Required action: Return, exactly as written, every line from the first line of the data below through the line that contains "- 162.1, Soave-Redlich-Kwong: 0.08321".

══ Dataset excerpts

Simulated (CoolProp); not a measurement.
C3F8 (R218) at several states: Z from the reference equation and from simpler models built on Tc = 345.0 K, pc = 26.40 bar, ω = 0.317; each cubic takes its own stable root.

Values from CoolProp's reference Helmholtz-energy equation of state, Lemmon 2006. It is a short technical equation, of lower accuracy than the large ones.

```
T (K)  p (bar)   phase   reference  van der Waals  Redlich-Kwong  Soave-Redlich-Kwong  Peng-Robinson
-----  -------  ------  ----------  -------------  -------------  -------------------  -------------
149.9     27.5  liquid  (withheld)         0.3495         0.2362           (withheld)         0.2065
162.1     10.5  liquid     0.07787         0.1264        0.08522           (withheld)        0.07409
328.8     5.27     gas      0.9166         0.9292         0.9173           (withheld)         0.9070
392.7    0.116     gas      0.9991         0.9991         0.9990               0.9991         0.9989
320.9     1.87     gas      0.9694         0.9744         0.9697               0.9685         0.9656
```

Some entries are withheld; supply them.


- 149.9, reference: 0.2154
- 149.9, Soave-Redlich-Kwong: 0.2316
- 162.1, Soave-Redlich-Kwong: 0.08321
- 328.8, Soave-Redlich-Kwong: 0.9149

════

Written reply:
Simulated (CoolProp); not a measurement.
C3F8 (R218) at several states: Z from the reference equation and from simpler models built on Tc = 345.0 K, pc = 26.40 bar, ω = 0.317; each cubic takes its own stable root.

Values from CoolProp's reference Helmholtz-energy equation of state, Lemmon 2006. It is a short technical equation, of lower accuracy than the large ones.

```
T (K)  p (bar)   phase   reference  van der Waals  Redlich-Kwong  Soave-Redlich-Kwong  Peng-Robinson
-----  -------  ------  ----------  -------------  -------------  -------------------  -------------
149.9     27.5  liquid  (withheld)         0.3495         0.2362           (withheld)         0.2065
162.1     10.5  liquid     0.07787         0.1264        0.08522           (withheld)        0.07409
328.8     5.27     gas      0.9166         0.9292         0.9173           (withheld)         0.9070
392.7    0.116     gas      0.9991         0.9991         0.9990               0.9991         0.9989
320.9     1.87     gas      0.9694         0.9744         0.9697               0.9685         0.9656
```

Some entries are withheld; supply them.


- 149.9, reference: 0.2154
- 149.9, Soave-Redlich-Kwong: 0.2316
- 162.1, Soave-Redlich-Kwong: 0.08321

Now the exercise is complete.